▼
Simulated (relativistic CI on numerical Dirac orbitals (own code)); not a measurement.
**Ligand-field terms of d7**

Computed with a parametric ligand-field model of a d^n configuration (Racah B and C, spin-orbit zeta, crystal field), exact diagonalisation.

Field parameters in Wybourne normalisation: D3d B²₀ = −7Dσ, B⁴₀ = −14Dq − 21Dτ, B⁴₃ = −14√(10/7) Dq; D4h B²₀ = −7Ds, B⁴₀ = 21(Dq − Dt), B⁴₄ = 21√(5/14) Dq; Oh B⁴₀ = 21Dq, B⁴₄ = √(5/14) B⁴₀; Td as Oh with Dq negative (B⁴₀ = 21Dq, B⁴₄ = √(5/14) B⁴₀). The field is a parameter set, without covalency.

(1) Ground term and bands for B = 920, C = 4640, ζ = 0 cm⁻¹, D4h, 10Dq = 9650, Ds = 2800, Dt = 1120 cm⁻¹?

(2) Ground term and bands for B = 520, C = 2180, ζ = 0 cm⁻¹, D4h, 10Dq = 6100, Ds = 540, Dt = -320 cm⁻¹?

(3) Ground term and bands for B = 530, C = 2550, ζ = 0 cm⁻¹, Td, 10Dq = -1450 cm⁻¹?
▲

> _Work instruction_
Could you set down each entry above word for word?

> _Exercise answer_
Simulated (relativistic CI on numerical Dirac orbitals (own code)); not a measurement.
**Ligand-field terms of d7**

Computed with a parametric ligand-field model of a d^n configuration (Racah B and C, spin-orbit zeta, crystal field), exact diagonalisation.

Field parameters in Wybourne normalisation: D3d B²₀ = −7Dσ, B⁴₀ = −14Dq − 21Dτ, B⁴₃ = −14√(10/7) Dq; D4h B²₀ = −7Ds, B⁴₀ = 21(Dq − Dt), B⁴₄ = 21√(5/14) Dq; Oh B⁴₀ = 21Dq, B⁴₄ = √(5/14) B⁴₀; Td as Oh with Dq negative (B⁴₀ = 21Dq, B⁴₄ = √(5/14) B⁴₀). The field is a parameter set, without covalency.

(1) Ground term and bands for B = 920, C = 4640, ζ = 0 cm⁻¹, D4h, 10Dq = 9650, Ds = 2800, Dt = 1120 cm⁻¹?

(2) Ground term and bands for B = 520, C = 2180, ζ = 0 cm⁻¹, D4h, 10Dq = 6100, Ds = 540, Dt = -320 cm⁻¹?

(3) Ground term and bands for B = 530, C = 2550, ζ = 0 cm⁻¹, Td, 10Dq = -1450 cm⁻¹?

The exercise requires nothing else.